_ _ _

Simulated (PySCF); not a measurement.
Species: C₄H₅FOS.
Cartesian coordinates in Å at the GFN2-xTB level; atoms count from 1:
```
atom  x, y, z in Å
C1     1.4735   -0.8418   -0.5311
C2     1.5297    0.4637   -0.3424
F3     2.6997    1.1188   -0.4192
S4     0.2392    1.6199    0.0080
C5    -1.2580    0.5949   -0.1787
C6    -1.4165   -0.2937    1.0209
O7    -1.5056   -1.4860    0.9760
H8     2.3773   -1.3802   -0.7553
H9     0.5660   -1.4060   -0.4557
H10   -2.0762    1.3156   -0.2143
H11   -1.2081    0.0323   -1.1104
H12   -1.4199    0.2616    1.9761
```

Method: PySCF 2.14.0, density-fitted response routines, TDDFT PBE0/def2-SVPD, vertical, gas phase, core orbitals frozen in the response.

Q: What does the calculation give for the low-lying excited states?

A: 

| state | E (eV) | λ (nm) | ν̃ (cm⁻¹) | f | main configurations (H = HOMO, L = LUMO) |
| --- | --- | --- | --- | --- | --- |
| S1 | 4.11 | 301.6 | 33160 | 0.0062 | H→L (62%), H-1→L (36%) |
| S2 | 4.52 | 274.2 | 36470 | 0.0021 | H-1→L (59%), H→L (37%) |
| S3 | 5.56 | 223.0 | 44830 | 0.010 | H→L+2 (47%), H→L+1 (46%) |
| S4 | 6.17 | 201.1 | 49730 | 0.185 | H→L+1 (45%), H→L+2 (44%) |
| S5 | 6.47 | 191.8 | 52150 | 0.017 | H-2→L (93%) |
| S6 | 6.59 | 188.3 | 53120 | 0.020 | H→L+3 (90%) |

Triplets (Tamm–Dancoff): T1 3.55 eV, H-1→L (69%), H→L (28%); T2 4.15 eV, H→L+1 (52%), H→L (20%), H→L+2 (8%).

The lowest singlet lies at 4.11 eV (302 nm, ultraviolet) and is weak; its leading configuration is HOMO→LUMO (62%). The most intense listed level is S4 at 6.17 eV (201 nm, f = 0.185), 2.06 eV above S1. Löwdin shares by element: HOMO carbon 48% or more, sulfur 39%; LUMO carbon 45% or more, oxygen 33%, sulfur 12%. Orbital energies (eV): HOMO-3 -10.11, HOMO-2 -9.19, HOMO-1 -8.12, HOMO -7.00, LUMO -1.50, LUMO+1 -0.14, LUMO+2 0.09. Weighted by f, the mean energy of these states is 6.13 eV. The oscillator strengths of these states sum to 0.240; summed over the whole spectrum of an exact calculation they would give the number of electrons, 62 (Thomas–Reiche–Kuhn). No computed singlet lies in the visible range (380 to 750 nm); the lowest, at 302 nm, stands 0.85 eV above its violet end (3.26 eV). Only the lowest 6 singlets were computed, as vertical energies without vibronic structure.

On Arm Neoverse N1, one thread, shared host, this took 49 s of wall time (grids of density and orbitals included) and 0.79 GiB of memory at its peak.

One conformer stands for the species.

_ _ _

§ WORK REQUEST: Copy, exactly and only, the lines above that begin with the one containing "Species: C₄H₅FOS." and finish with the one containing "L = LUMO) |".

§ TASK RESULT:
Species: C₄H₅FOS.
Cartesian coordinates in Å at the GFN2-xTB level; atoms count from 1:
```
atom  x, y, z in Å
C1     1.4735   -0.8418   -0.5311
C2     1.5297    0.4637   -0.3424
F3     2.6997    1.1188   -0.4192
S4     0.2392    1.6199    0.0080
C5    -1.2580    0.5949   -0.1787
C6    -1.4165   -0.2937    1.0209
O7    -1.5056   -1.4860    0.9760
H8     2.3773   -1.3802   -0.7553
H9     0.5660   -1.4060   -0.4557
H10   -2.0762    1.3156   -0.2143
H11   -1.2081    0.0323   -1.1104
H12   -1.4199    0.2616    1.9761
```

Method: PySCF 2.14.0, density-fitted response routines, TDDFT PBE0/def2-SVPD, vertical, gas phase, core orbitals frozen in the response.

Q: What does the calculation give for the low-lying excited states?

A: 

| state | E (eV) | λ (nm) | ν̃ (cm⁻¹) | f | main configurations (H = HOMO, L = LUMO) |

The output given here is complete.